§ Work request
Retype each of the entries below exactly as written.

§ Excerpted records
========
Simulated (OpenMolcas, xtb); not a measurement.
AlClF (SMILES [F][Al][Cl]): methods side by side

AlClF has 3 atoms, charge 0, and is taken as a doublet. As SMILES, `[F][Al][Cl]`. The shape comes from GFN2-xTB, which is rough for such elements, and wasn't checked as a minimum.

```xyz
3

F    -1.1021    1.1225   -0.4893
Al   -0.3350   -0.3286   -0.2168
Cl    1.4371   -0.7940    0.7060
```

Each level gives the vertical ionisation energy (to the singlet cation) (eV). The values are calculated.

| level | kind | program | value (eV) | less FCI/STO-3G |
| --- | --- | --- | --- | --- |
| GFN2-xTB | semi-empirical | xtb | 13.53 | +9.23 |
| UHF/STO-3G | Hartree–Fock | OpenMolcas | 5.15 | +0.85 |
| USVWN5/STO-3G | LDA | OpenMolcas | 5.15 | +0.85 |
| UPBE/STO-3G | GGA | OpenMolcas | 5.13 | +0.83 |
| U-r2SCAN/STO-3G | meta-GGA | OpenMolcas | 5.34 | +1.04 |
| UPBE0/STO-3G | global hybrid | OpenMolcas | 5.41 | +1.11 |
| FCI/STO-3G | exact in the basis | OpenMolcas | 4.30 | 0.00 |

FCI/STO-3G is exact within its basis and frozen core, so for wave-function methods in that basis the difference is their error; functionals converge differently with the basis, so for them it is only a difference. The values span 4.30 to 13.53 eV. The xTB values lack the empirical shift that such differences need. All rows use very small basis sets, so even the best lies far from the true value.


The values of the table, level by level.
========

§ Exercise result
Simulated (OpenMolcas, xtb); not a measurement.
AlClF (SMILES [F][Al][Cl]): methods side by side

AlClF has 3 atoms, charge 0, and is taken as a doublet. As SMILES, `[F][Al][Cl]`. The shape comes from GFN2-xTB, which is rough for such elements, and wasn't checked as a minimum.

```xyz
3

F    -1.1021    1.1225   -0.4893
Al   -0.3350   -0.3286   -0.2168
Cl    1.4371   -0.7940    0.7060
```

Each level gives the vertical ionisation energy (to the singlet cation) (eV). The values are calculated.

| level | kind | program | value (eV) | less FCI/STO-3G |
| --- | --- | --- | --- | --- |
| GFN2-xTB | semi-empirical | xtb | 13.53 | +9.23 |
| UHF/STO-3G | Hartree–Fock | OpenMolcas | 5.15 | +0.85 |
| USVWN5/STO-3G | LDA | OpenMolcas | 5.15 | +0.85 |
| UPBE/STO-3G | GGA | OpenMolcas | 5.13 | +0.83 |
| U-r2SCAN/STO-3G | meta-GGA | OpenMolcas | 5.34 | +1.04 |
| UPBE0/STO-3G | global hybrid | OpenMolcas | 5.41 | +1.11 |
| FCI/STO-3G | exact in the basis | OpenMolcas | 4.30 | 0.00 |

FCI/STO-3G is exact within its basis and frozen core, so for wave-function methods in that basis the difference is their error; functionals converge differently with the basis, so for them it is only a difference. The values span 4.30 to 13.53 eV. The xTB values lack the empirical shift that such differences need. All rows use very small basis sets, so even the best lies far from the true value.


The values of the table, level by level.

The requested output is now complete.